- _Excerpted data_:
________________________

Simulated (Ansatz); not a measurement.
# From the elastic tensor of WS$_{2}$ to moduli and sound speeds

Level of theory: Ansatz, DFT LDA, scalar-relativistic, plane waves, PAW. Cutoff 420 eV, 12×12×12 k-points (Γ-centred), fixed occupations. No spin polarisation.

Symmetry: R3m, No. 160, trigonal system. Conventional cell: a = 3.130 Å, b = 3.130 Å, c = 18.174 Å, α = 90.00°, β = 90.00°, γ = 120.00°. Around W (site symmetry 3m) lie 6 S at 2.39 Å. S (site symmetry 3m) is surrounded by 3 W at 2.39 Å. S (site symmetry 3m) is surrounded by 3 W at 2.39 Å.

________________________

- _Work item_: All of the lines above are to be restated word for word.

- _Answer space_:
Simulated (Ansatz); not a measurement.
# From the elastic tensor of WS$_{2}$ to moduli and sound speeds

Level of theory: Ansatz, DFT LDA, scalar-relativistic, plane waves, PAW. Cutoff 420 eV, 12×12×12 k-points (Γ-centred), fixed occupations. No spin polarisation.

Symmetry: R3m, No. 160, trigonal system. Conventional cell: a = 3.130 Å, b = 3.130 Å, c = 18.174 Å, α = 90.00°, β = 90.00°, γ = 120.00°. Around W (site symmetry 3m) lie 6 S at 2.39 Å. S (site symmetry 3m) is surrounded by 3 W at 2.39 Å. S (site symmetry 3m) is surrounded by 3 W at 2.39 Å.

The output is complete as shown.